* _WORK ITEM_
Write the entries out exactly, with the final line being the one containing "# Cross-check of".

* _ENTRIES SHOWN_
#####
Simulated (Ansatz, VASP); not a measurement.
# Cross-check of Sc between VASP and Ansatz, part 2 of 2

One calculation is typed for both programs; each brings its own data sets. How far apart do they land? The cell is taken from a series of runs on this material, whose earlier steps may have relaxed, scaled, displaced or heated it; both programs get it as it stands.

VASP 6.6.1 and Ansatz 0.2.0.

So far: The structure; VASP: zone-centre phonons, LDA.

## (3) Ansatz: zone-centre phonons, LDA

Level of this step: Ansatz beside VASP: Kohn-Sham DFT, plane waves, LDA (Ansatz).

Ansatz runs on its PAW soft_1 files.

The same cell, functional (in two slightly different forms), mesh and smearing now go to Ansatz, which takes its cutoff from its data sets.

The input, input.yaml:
#####

* _EXERCISE RESPONSE_
Simulated (Ansatz, VASP); not a measurement.
# Cross-check of Sc between VASP and Ansatz, part 2 of 2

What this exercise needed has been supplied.